• RECORDS PROVIDED
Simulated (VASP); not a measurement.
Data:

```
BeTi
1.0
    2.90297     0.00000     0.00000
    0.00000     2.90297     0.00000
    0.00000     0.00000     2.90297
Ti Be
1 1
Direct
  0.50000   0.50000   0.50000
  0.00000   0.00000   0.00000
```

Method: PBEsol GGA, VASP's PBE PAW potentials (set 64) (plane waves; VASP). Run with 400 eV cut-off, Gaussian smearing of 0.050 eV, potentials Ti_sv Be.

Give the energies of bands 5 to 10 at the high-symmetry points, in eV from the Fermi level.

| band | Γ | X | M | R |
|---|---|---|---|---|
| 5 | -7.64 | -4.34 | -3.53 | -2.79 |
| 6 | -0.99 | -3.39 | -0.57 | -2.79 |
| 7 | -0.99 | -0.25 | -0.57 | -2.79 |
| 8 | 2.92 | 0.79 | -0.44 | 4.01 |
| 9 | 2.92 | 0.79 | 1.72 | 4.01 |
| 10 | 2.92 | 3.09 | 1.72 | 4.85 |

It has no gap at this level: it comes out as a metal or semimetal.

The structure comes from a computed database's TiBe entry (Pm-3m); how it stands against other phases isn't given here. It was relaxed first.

• WORK REQUEST
Quote the records from their first line to the line with "It has no gap", inclusive, without adding or dropping anything.

• WRITTEN SOLUTION
Simulated (VASP); not a measurement.
Data:

```
BeTi
1.0
    2.90297     0.00000     0.00000
    0.00000     2.90297     0.00000
    0.00000     0.00000     2.90297
Ti Be
1 1
Direct
  0.50000   0.50000   0.50000
  0.00000   0.00000   0.00000
```

Method: PBEsol GGA, VASP's PBE PAW potentials (set 64) (plane waves; VASP). Run with 400 eV cut-off, Gaussian smearing of 0.050 eV, potentials Ti_sv Be.

Give the energies of bands 5 to 10 at the high-symmetry points, in eV from the Fermi level.

| band | Γ | X | M | R |
|---|---|---|---|---|
| 5 | -7.64 | -4.34 | -3.53 | -2.79 |
| 6 | -0.99 | -3.39 | -0.57 | -2.79 |
| 7 | -0.99 | -0.25 | -0.57 | -2.79 |
| 8 | 2.92 | 0.79 | -0.44 | 4.01 |
| 9 | 2.92 | 0.79 | 1.72 | 4.01 |
| 10 | 2.92 | 3.09 | 1.72 | 4.85 |

It has no gap at this level: it comes out as a metal or semimetal.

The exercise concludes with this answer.